* Exercise *
From the entries that follow, copy exactly the lines beginning at the line holding "2-1 | 0.658668 |" and continuing through the line holding "3-1 | 0.667709 |".

* Records shown *
------------

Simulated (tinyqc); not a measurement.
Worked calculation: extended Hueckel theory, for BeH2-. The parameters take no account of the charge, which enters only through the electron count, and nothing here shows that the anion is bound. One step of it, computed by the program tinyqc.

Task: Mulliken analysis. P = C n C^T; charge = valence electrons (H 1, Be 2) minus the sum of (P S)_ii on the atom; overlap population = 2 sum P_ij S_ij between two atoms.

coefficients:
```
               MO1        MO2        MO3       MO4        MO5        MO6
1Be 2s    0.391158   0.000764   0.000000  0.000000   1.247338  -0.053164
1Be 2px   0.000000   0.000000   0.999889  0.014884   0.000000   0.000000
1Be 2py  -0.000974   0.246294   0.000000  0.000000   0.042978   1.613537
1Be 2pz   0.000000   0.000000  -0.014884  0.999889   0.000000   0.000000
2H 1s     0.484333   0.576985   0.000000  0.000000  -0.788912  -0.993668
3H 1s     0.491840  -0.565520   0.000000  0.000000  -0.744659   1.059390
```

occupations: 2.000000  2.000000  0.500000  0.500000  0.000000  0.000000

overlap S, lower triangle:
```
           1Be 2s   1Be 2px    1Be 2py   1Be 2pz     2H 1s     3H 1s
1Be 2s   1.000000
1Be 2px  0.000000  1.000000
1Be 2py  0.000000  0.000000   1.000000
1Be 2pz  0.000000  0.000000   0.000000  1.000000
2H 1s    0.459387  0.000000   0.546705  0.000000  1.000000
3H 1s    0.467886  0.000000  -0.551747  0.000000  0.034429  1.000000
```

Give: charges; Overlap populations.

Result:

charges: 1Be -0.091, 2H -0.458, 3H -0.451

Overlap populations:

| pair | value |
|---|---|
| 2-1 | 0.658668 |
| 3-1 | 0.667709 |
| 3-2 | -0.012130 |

------------

* Written solution *
| 2-1 | 0.658668 |
| 3-1 | 0.667709 |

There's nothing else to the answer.